▶ [SUPPLIED DATA]:
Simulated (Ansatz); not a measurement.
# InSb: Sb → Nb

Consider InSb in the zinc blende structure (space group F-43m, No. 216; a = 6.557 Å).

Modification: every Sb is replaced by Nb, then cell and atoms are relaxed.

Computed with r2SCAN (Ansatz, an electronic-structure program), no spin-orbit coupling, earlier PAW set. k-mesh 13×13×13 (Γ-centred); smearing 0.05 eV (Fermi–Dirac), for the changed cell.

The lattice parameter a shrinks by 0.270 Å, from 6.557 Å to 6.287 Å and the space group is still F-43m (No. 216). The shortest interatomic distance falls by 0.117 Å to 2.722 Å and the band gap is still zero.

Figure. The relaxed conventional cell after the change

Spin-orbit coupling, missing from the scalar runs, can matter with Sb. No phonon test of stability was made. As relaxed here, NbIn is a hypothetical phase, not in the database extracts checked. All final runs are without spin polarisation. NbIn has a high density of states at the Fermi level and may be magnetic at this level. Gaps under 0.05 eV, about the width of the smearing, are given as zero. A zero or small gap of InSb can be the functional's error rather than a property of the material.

▶ [ASSIGNMENT]:
In the material above, transcribe exactly the lines beginning at the one with "Computed with r2SCAN" and ending at the one with "Figure. The relaxed", both included.

▶ [WRITTEN SOLUTION]:
Computed with r2SCAN (Ansatz, an electronic-structure program), no spin-orbit coupling, earlier PAW set. k-mesh 13×13×13 (Γ-centred); smearing 0.05 eV (Fermi–Dirac), for the changed cell.

The lattice parameter a shrinks by 0.270 Å, from 6.557 Å to 6.287 Å and the space group is still F-43m (No. 216). The shortest interatomic distance falls by 0.117 Å to 2.722 Å and the band gap is still zero.

Figure. The relaxed conventional cell after the change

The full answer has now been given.